>>>>>

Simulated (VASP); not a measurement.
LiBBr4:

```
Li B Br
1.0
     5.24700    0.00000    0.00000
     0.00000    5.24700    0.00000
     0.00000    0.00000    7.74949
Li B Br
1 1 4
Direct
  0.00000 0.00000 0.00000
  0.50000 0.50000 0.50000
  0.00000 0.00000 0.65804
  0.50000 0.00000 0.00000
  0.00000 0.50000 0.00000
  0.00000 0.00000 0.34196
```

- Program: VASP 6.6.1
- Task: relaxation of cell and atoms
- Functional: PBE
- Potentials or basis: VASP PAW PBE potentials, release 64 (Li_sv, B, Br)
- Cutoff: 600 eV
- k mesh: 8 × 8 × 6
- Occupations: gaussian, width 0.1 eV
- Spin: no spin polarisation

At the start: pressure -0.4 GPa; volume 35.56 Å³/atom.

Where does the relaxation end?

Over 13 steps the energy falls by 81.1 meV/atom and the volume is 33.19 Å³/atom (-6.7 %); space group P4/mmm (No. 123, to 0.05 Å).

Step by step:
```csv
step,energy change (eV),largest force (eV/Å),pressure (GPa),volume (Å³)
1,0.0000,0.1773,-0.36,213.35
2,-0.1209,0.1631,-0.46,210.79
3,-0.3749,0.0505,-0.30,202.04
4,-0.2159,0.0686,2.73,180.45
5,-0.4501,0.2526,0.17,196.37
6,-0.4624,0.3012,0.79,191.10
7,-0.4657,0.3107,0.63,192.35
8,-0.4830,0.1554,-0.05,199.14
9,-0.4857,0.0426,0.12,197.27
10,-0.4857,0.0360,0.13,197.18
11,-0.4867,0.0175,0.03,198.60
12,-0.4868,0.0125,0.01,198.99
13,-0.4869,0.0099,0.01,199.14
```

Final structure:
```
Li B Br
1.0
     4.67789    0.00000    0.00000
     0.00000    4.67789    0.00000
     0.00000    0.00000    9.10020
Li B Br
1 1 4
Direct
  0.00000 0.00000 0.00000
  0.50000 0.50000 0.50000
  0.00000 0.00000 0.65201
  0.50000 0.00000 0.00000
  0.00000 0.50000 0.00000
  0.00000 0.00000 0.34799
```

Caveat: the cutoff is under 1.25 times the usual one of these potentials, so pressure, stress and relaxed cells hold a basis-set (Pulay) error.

<<<<<

§ BRIEF: In the data above, repeat exactly each line from the first through the line that contains "- Cutoff: 600 eV", and give nothing else.

§ TASK OUTPUT:
Simulated (VASP); not a measurement.
LiBBr4:

```
Li B Br
1.0
     5.24700    0.00000    0.00000
     0.00000    5.24700    0.00000
     0.00000    0.00000    7.74949
Li B Br
1 1 4
Direct
  0.00000 0.00000 0.00000
  0.50000 0.50000 0.50000
  0.00000 0.00000 0.65804
  0.50000 0.00000 0.00000
  0.00000 0.50000 0.00000
  0.00000 0.00000 0.34196
```

- Program: VASP 6.6.1
- Task: relaxation of cell and atoms
- Functional: PBE
- Potentials or basis: VASP PAW PBE potentials, release 64 (Li_sv, B, Br)
- Cutoff: 600 eV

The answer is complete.